ACTIVITY: Could you extract every entry below and reproduce it exactly?

##### PROVIDED RECORDS #####

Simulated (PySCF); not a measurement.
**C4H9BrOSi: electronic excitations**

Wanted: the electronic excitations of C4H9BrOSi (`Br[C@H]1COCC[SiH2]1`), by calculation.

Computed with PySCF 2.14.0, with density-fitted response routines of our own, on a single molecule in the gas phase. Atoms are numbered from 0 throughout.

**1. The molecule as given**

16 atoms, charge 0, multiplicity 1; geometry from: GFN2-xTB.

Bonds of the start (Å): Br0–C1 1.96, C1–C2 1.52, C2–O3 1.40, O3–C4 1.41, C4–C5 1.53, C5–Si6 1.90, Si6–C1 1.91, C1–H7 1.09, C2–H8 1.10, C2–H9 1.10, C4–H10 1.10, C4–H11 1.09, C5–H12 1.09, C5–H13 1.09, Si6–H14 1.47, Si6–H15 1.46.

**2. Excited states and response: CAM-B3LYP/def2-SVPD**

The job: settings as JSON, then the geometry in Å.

#####

PROBLEM SOLUTION:
Simulated (PySCF); not a measurement.
**C4H9BrOSi: electronic excitations**

Wanted: the electronic excitations of C4H9BrOSi (`Br[C@H]1COCC[SiH2]1`), by calculation.

Computed with PySCF 2.14.0, with density-fitted response routines of our own, on a single molecule in the gas phase. Atoms are numbered from 0 throughout.

**1. The molecule as given**

16 atoms, charge 0, multiplicity 1; geometry from: GFN2-xTB.

Bonds of the start (Å): Br0–C1 1.96, C1–C2 1.52, C2–O3 1.40, O3–C4 1.41, C4–C5 1.53, C5–Si6 1.90, Si6–C1 1.91, C1–H7 1.09, C2–H8 1.10, C2–H9 1.10, C4–H10 1.10, C4–H11 1.09, C5–H12 1.09, C5–H13 1.09, Si6–H14 1.47, Si6–H15 1.46.

**2. Excited states and response: CAM-B3LYP/def2-SVPD**

The job: settings as JSON, then the geometry in Å.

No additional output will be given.